● **Work instruction**: Begin at the top of the following data. Copy each line exactly until you have copied the line containing "2. B = hν/(g μB) = 339.0, 338.1, 336.3 mT.".

● **Listed entries**:
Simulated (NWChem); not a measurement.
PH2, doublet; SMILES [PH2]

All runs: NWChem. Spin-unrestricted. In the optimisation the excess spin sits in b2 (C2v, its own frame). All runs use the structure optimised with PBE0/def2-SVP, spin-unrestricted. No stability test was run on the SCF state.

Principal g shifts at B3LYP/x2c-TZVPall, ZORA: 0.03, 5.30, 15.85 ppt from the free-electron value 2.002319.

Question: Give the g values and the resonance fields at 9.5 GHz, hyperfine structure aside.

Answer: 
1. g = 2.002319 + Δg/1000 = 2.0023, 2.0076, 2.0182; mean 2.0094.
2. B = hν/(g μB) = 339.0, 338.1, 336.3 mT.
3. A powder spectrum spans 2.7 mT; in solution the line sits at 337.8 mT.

● **Task result**:
Simulated (NWChem); not a measurement.
PH2, doublet; SMILES [PH2]

All runs: NWChem. Spin-unrestricted. In the optimisation the excess spin sits in b2 (C2v, its own frame). All runs use the structure optimised with PBE0/def2-SVP, spin-unrestricted. No stability test was run on the SCF state.

Principal g shifts at B3LYP/x2c-TZVPall, ZORA: 0.03, 5.30, 15.85 ppt from the free-electron value 2.002319.

Question: Give the g values and the resonance fields at 9.5 GHz, hyperfine structure aside.

Answer: 
1. g = 2.002319 + Δg/1000 = 2.0023, 2.0076, 2.0182; mean 2.0094.
2. B = hν/(g μB) = 339.0, 338.1, 336.3 mT.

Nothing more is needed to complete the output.